--------

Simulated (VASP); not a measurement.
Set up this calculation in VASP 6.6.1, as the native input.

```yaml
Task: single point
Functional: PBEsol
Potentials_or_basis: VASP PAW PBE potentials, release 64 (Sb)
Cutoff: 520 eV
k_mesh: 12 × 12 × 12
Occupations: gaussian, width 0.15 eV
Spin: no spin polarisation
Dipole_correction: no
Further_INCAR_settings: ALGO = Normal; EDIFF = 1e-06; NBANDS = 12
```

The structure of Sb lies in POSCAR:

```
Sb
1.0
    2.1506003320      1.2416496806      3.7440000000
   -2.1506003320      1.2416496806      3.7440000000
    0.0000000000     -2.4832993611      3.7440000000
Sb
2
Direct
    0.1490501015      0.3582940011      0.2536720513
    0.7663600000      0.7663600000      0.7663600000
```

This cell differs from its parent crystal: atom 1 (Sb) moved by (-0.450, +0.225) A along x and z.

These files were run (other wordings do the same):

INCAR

--------

Work instruction – Copy the data above in full, exactly as it reads.

Exercise result –
Simulated (VASP); not a measurement.
Set up this calculation in VASP 6.6.1, as the native input.

```yaml
Task: single point
Functional: PBEsol
Potentials_or_basis: VASP PAW PBE potentials, release 64 (Sb)
Cutoff: 520 eV
k_mesh: 12 × 12 × 12
Occupations: gaussian, width 0.15 eV
Spin: no spin polarisation
Dipole_correction: no
Further_INCAR_settings: ALGO = Normal; EDIFF = 1e-06; NBANDS = 12
```

The structure of Sb lies in POSCAR:

```
Sb
1.0
    2.1506003320      1.2416496806      3.7440000000
   -2.1506003320      1.2416496806      3.7440000000
    0.0000000000     -2.4832993611      3.7440000000
Sb
2
Direct
    0.1490501015      0.3582940011      0.2536720513
    0.7663600000      0.7663600000      0.7663600000
```

This cell differs from its parent crystal: atom 1 (Sb) moved by (-0.450, +0.225) A along x and z.

These files were run (other wordings do the same):

INCAR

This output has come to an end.